◆ Extracted data ◆
▶
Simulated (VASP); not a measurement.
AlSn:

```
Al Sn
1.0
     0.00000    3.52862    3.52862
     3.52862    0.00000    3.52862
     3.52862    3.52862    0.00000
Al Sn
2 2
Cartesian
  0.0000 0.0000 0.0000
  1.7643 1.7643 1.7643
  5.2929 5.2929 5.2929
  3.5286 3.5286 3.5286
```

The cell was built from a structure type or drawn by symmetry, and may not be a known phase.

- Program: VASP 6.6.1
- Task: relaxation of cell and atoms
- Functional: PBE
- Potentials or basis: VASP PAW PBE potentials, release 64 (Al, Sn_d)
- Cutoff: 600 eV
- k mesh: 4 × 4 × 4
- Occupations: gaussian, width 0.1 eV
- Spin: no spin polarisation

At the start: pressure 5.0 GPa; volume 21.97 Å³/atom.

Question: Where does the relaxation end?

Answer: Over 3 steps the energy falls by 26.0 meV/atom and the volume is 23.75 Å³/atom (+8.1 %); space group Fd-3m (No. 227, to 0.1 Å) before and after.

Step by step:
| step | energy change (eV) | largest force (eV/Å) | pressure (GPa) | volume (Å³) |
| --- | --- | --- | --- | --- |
◀

◆ Action item ◆
Repeat, exactly as they stand above, the lines from the line with "- Potentials or" to the line with "Question: Where does the relaxation end?", both lines included.

◆ Problem solution ◆
- Potentials or basis: VASP PAW PBE potentials, release 64 (Al, Sn_d)
- Cutoff: 600 eV
- k mesh: 4 × 4 × 4
- Occupations: gaussian, width 0.1 eV
- Spin: no spin polarisation

At the start: pressure 5.0 GPa; volume 21.97 Å³/atom.

Question: Where does the relaxation end?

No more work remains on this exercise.